══ SUPPLIED RECORDS ══

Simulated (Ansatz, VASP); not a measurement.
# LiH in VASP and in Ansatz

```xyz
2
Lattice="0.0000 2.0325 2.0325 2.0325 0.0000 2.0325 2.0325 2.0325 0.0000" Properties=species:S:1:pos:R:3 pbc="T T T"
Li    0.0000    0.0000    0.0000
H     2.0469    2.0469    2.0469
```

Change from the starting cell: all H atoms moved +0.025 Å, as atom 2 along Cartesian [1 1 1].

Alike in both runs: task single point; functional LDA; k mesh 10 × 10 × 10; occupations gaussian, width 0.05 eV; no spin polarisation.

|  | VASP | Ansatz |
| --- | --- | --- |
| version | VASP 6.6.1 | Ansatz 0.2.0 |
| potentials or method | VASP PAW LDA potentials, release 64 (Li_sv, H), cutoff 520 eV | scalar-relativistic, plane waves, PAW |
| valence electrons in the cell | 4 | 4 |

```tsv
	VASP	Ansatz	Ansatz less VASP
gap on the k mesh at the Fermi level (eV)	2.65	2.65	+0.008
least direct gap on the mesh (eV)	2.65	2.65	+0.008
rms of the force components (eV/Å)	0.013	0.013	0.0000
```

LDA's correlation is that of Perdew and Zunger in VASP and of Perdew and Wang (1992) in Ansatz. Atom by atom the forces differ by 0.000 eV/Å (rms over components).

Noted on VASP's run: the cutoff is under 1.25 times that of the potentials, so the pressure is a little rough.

═══

▶ **EXERCISE**
Your task is to restate, word for word, only those lines above that fall between the line holding "waves, PAW |" and the line holding "LDA's correlation is", inclusive.

▶ **EXERCISE RESPONSE**
| potentials or method | VASP PAW LDA potentials, release 64 (Li_sv, H), cutoff 520 eV | scalar-relativistic, plane waves, PAW |
| valence electrons in the cell | 4 | 4 |

```tsv
	VASP	Ansatz	Ansatz less VASP
gap on the k mesh at the Fermi level (eV)	2.65	2.65	+0.008
least direct gap on the mesh (eV)	2.65	2.65	+0.008
rms of the force components (eV/Å)	0.013	0.013	0.0000
```

LDA's correlation is that of Perdew and Zunger in VASP and of Perdew and Wang (1992) in Ansatz. Atom by atom the forces differ by 0.000 eV/Å (rms over components).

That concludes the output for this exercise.